________________________
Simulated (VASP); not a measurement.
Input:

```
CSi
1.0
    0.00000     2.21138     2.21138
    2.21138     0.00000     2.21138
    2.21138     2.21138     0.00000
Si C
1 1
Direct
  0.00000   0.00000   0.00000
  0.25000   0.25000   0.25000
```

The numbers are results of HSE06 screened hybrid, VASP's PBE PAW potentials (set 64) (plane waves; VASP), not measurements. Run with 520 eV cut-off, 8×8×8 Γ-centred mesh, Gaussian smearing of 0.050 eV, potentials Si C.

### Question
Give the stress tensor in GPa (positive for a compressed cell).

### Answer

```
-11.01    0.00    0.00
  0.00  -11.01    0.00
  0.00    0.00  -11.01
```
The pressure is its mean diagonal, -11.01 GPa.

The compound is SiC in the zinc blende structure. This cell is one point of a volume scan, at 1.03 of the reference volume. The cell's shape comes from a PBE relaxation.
________________________

## Work item:
Give only the lines from the one holding "Give the stress" through the one holding "The pressure is", each restated exactly as it appears above.

## Written answer:
Give the stress tensor in GPa (positive for a compressed cell).

### Answer

```
-11.01    0.00    0.00
  0.00  -11.01    0.00
  0.00    0.00  -11.01
```
The pressure is its mean diagonal, -11.01 GPa.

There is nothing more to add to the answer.